**EXTRACTED INFORMATION**
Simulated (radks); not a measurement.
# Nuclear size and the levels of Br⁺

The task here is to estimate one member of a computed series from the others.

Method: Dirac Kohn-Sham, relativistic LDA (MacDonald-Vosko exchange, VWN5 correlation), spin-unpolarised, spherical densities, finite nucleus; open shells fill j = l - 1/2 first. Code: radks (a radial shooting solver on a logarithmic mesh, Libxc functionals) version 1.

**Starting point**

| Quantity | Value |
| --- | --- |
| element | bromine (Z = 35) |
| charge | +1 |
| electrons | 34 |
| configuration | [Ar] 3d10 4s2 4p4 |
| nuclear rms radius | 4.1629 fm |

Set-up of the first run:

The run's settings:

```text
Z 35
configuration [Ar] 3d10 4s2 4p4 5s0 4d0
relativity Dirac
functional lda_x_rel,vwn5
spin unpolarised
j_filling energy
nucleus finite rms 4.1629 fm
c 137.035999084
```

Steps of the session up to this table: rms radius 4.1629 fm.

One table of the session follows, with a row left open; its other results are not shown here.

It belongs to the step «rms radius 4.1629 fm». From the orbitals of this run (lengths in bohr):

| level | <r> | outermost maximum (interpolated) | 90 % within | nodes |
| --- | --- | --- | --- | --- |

**ACTION ITEM**
Output, exactly and in full, the lines from the start of the entries above through the line that contains "within | nodes |".

**WRITTEN ANSWER**
Simulated (radks); not a measurement.
# Nuclear size and the levels of Br⁺

The task here is to estimate one member of a computed series from the others.

Method: Dirac Kohn-Sham, relativistic LDA (MacDonald-Vosko exchange, VWN5 correlation), spin-unpolarised, spherical densities, finite nucleus; open shells fill j = l - 1/2 first. Code: radks (a radial shooting solver on a logarithmic mesh, Libxc functionals) version 1.

**Starting point**

| Quantity | Value |
| --- | --- |
| element | bromine (Z = 35) |
| charge | +1 |
| electrons | 34 |
| configuration | [Ar] 3d10 4s2 4p4 |
| nuclear rms radius | 4.1629 fm |

Set-up of the first run:

The run's settings:

```text
Z 35
configuration [Ar] 3d10 4s2 4p4 5s0 4d0
relativity Dirac
functional lda_x_rel,vwn5
spin unpolarised
j_filling energy
nucleus finite rms 4.1629 fm
c 137.035999084
```

Steps of the session up to this table: rms radius 4.1629 fm.

One table of the session follows, with a row left open; its other results are not shown here.

It belongs to the step «rms radius 4.1629 fm». From the orbitals of this run (lengths in bohr):

| level | <r> | outermost maximum (interpolated) | 90 % within | nodes |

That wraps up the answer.